__Work task__:
Write each record again exactly as it stands.

__Study material__:
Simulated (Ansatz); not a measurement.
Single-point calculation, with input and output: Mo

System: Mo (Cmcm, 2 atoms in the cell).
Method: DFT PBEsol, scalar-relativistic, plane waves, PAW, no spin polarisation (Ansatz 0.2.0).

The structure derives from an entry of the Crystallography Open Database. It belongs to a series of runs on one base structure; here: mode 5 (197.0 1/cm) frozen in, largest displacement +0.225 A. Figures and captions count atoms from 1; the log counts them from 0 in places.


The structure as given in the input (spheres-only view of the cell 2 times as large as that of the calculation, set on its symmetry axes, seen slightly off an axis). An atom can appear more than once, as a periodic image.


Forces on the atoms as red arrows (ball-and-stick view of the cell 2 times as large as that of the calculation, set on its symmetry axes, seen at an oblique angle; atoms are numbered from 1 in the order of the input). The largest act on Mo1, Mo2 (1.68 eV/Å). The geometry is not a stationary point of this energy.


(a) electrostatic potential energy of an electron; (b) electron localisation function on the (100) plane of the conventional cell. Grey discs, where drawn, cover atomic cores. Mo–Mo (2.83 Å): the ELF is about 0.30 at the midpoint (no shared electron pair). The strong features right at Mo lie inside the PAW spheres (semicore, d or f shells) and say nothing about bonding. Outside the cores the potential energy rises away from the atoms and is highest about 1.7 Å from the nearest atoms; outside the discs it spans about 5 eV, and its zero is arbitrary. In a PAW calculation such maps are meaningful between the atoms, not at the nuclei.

__Task answer__:
Simulated (Ansatz); not a measurement.
Single-point calculation, with input and output: Mo

System: Mo (Cmcm, 2 atoms in the cell).
Method: DFT PBEsol, scalar-relativistic, plane waves, PAW, no spin polarisation (Ansatz 0.2.0).

The structure derives from an entry of the Crystallography Open Database. It belongs to a series of runs on one base structure; here: mode 5 (197.0 1/cm) frozen in, largest displacement +0.225 A. Figures and captions count atoms from 1; the log counts them from 0 in places.


The structure as given in the input (spheres-only view of the cell 2 times as large as that of the calculation, set on its symmetry axes, seen slightly off an axis). An atom can appear more than once, as a periodic image.


Forces on the atoms as red arrows (ball-and-stick view of the cell 2 times as large as that of the calculation, set on its symmetry axes, seen at an oblique angle; atoms are numbered from 1 in the order of the input). The largest act on Mo1, Mo2 (1.68 eV/Å). The geometry is not a stationary point of this energy.


(a) electrostatic potential energy of an electron; (b) electron localisation function on the (100) plane of the conventional cell. Grey discs, where drawn, cover atomic cores. Mo–Mo (2.83 Å): the ELF is about 0.30 at the midpoint (no shared electron pair). The strong features right at Mo lie inside the PAW spheres (semicore, d or f shells) and say nothing about bonding. Outside the cores the potential energy rises away from the atoms and is highest about 1.7 Å from the nearest atoms; outside the discs it spans about 5 eV, and its zero is arbitrary. In a PAW calculation such maps are meaningful between the atoms, not at the nuclei.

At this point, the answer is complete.